- [PROVIDED DATA]:
____________

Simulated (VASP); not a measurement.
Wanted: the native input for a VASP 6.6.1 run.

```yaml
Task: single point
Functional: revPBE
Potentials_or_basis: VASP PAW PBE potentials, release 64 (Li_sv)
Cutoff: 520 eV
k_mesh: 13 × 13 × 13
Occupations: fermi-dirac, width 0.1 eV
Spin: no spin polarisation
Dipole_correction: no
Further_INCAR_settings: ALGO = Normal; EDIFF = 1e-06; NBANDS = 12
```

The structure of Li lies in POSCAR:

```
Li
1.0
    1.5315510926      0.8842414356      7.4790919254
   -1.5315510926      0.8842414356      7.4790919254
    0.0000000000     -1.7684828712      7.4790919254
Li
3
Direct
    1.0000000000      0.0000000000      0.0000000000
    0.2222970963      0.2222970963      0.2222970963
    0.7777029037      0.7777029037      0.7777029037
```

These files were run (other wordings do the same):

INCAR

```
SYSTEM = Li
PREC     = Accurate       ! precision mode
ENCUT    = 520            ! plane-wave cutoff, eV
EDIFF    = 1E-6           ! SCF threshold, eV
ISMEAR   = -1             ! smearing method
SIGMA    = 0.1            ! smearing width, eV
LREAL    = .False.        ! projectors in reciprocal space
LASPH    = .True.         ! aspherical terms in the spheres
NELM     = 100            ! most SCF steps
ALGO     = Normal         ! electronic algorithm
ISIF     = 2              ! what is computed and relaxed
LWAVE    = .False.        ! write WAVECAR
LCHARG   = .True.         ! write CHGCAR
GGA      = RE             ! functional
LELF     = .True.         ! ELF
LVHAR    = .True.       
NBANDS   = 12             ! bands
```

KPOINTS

____________

- [WORK ITEM]:
Retype the material. Keep it exact.

- [EXERCISE RESPONSE]:
Simulated (VASP); not a measurement.
Wanted: the native input for a VASP 6.6.1 run.

```yaml
Task: single point
Functional: revPBE
Potentials_or_basis: VASP PAW PBE potentials, release 64 (Li_sv)
Cutoff: 520 eV
k_mesh: 13 × 13 × 13
Occupations: fermi-dirac, width 0.1 eV
Spin: no spin polarisation
Dipole_correction: no
Further_INCAR_settings: ALGO = Normal; EDIFF = 1e-06; NBANDS = 12
```

The structure of Li lies in POSCAR:

```
Li
1.0
    1.5315510926      0.8842414356      7.4790919254
   -1.5315510926      0.8842414356      7.4790919254
    0.0000000000     -1.7684828712      7.4790919254
Li
3
Direct
    1.0000000000      0.0000000000      0.0000000000
    0.2222970963      0.2222970963      0.2222970963
    0.7777029037      0.7777029037      0.7777029037
```

These files were run (other wordings do the same):

INCAR

```
SYSTEM = Li
PREC     = Accurate       ! precision mode
ENCUT    = 520            ! plane-wave cutoff, eV
EDIFF    = 1E-6           ! SCF threshold, eV
ISMEAR   = -1             ! smearing method
SIGMA    = 0.1            ! smearing width, eV
LREAL    = .False.        ! projectors in reciprocal space
LASPH    = .True.         ! aspherical terms in the spheres
NELM     = 100            ! most SCF steps
ALGO     = Normal         ! electronic algorithm
ISIF     = 2              ! what is computed and relaxed
LWAVE    = .False.        ! write WAVECAR
LCHARG   = .True.         ! write CHGCAR
GGA      = RE             ! functional
LELF     = .True.         ! ELF
LVHAR    = .True.       
NBANDS   = 12             ! bands
```

KPOINTS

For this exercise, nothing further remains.